Dataset —
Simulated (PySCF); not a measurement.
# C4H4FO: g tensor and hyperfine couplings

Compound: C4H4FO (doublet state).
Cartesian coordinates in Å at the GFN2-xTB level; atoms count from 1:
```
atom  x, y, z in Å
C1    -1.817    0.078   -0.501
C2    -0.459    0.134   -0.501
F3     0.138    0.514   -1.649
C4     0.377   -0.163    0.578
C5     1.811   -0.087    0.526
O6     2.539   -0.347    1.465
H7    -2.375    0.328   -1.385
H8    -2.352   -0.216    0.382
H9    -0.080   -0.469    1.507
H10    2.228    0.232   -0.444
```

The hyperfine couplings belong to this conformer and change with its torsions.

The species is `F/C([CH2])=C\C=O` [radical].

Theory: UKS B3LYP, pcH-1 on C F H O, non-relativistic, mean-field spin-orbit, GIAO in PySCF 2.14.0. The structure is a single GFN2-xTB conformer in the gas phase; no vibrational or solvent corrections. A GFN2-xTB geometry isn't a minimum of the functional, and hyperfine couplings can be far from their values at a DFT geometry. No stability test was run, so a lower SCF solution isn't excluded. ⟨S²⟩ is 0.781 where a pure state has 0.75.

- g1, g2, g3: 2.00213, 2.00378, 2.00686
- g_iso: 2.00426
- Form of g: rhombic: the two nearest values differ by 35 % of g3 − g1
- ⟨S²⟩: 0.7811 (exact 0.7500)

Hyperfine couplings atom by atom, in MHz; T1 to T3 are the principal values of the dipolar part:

Requirement — Every entry is to be repeated exactly as it stands.

Problem solution —
Simulated (PySCF); not a measurement.
# C4H4FO: g tensor and hyperfine couplings

Compound: C4H4FO (doublet state).
Cartesian coordinates in Å at the GFN2-xTB level; atoms count from 1:
```
atom  x, y, z in Å
C1    -1.817    0.078   -0.501
C2    -0.459    0.134   -0.501
F3     0.138    0.514   -1.649
C4     0.377   -0.163    0.578
C5     1.811   -0.087    0.526
O6     2.539   -0.347    1.465
H7    -2.375    0.328   -1.385
H8    -2.352   -0.216    0.382
H9    -0.080   -0.469    1.507
H10    2.228    0.232   -0.444
```

The hyperfine couplings belong to this conformer and change with its torsions.

The species is `F/C([CH2])=C\C=O` [radical].

Theory: UKS B3LYP, pcH-1 on C F H O, non-relativistic, mean-field spin-orbit, GIAO in PySCF 2.14.0. The structure is a single GFN2-xTB conformer in the gas phase; no vibrational or solvent corrections. A GFN2-xTB geometry isn't a minimum of the functional, and hyperfine couplings can be far from their values at a DFT geometry. No stability test was run, so a lower SCF solution isn't excluded. ⟨S²⟩ is 0.781 where a pure state has 0.75.

- g1, g2, g3: 2.00213, 2.00378, 2.00686
- g_iso: 2.00426
- Form of g: rhombic: the two nearest values differ by 35 % of g3 − g1
- ⟨S²⟩: 0.7811 (exact 0.7500)

Hyperfine couplings atom by atom, in MHz; T1 to T3 are the principal values of the dipolar part:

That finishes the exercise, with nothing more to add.